▶ _ASSIGNMENT_
The expected output is the complete data, reproduced exactly.

-- Opening Marker --
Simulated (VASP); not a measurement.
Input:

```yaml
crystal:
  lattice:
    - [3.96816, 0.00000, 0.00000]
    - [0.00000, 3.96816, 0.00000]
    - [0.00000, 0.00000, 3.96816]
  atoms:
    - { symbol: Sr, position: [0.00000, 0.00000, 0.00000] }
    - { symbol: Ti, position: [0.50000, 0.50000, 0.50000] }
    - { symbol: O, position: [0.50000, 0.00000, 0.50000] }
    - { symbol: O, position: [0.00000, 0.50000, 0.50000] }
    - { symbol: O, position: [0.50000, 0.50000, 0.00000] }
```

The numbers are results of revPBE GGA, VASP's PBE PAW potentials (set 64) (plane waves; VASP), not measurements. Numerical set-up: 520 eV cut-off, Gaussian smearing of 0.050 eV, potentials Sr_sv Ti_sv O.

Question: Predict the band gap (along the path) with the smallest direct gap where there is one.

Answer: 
-- Closing Marker --

▶ _TASK ANSWER_
Simulated (VASP); not a measurement.
Input:

```yaml
crystal:
  lattice:
    - [3.96816, 0.00000, 0.00000]
    - [0.00000, 3.96816, 0.00000]
    - [0.00000, 0.00000, 3.96816]
  atoms:
    - { symbol: Sr, position: [0.00000, 0.00000, 0.00000] }
    - { symbol: Ti, position: [0.50000, 0.50000, 0.50000] }
    - { symbol: O, position: [0.50000, 0.00000, 0.50000] }
    - { symbol: O, position: [0.00000, 0.50000, 0.50000] }
    - { symbol: O, position: [0.50000, 0.50000, 0.00000] }
```

The numbers are results of revPBE GGA, VASP's PBE PAW potentials (set 64) (plane waves; VASP), not measurements. Numerical set-up: 520 eV cut-off, Gaussian smearing of 0.050 eV, potentials Sr_sv Ti_sv O.

Question: Predict the band gap (along the path) with the smallest direct gap where there is one.

Answer: 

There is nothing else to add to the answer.